= Work order =
The records, repeated exactly and in full, are the expected answer.

= Supplied records =
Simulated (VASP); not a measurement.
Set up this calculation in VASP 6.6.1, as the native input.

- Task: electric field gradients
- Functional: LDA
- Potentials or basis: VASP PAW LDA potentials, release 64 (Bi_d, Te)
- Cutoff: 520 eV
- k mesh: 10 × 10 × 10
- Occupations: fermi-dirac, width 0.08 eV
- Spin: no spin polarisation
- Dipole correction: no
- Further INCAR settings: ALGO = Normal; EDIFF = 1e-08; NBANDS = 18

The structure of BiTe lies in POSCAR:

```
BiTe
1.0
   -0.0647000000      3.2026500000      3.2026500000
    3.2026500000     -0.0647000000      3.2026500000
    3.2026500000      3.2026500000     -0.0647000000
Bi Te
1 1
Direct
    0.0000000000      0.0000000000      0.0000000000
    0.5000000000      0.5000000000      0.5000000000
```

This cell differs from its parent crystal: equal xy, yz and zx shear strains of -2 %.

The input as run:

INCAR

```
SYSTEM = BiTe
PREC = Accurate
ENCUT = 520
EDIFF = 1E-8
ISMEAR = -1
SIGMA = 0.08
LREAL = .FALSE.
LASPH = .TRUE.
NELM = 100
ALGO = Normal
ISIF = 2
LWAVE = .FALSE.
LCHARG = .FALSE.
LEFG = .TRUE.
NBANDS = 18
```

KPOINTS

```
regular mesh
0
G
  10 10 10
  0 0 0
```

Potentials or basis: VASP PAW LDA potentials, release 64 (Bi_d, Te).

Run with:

= Task output =
Simulated (VASP); not a measurement.
Set up this calculation in VASP 6.6.1, as the native input.

- Task: electric field gradients
- Functional: LDA
- Potentials or basis: VASP PAW LDA potentials, release 64 (Bi_d, Te)
- Cutoff: 520 eV
- k mesh: 10 × 10 × 10
- Occupations: fermi-dirac, width 0.08 eV
- Spin: no spin polarisation
- Dipole correction: no
- Further INCAR settings: ALGO = Normal; EDIFF = 1e-08; NBANDS = 18

The structure of BiTe lies in POSCAR:

```
BiTe
1.0
   -0.0647000000      3.2026500000      3.2026500000
    3.2026500000     -0.0647000000      3.2026500000
    3.2026500000      3.2026500000     -0.0647000000
Bi Te
1 1
Direct
    0.0000000000      0.0000000000      0.0000000000
    0.5000000000      0.5000000000      0.5000000000
```

This cell differs from its parent crystal: equal xy, yz and zx shear strains of -2 %.

The input as run:

INCAR

```
SYSTEM = BiTe
PREC = Accurate
ENCUT = 520
EDIFF = 1E-8
ISMEAR = -1
SIGMA = 0.08
LREAL = .FALSE.
LASPH = .TRUE.
NELM = 100
ALGO = Normal
ISIF = 2
LWAVE = .FALSE.
LCHARG = .FALSE.
LEFG = .TRUE.
NBANDS = 18
```

KPOINTS

```
regular mesh
0
G
  10 10 10
  0 0 0
```

Potentials or basis: VASP PAW LDA potentials, release 64 (Bi_d, Te).

Run with:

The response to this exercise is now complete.